Action item — Write out the whole listing without a single alteration.

※ ※ ※

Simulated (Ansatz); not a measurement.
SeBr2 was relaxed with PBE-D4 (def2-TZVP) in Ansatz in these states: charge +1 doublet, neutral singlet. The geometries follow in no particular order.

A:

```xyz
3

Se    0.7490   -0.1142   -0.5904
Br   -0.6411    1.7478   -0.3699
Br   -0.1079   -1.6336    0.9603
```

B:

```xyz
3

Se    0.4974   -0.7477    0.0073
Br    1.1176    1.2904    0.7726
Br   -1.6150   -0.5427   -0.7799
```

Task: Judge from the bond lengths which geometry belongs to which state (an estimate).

※ ※ ※

Expected answer —
Simulated (Ansatz); not a measurement.
SeBr2 was relaxed with PBE-D4 (def2-TZVP) in Ansatz in these states: charge +1 doublet, neutral singlet. The geometries follow in no particular order.

A:

```xyz
3

Se    0.7490   -0.1142   -0.5904
Br   -0.6411    1.7478   -0.3699
Br   -0.1079   -1.6336    0.9603
```

B:

```xyz
3

Se    0.4974   -0.7477    0.0073
Br    1.1176    1.2904    0.7726
Br   -1.6150   -0.5427   -0.7799
```

Task: Judge from the bond lengths which geometry belongs to which state (an estimate).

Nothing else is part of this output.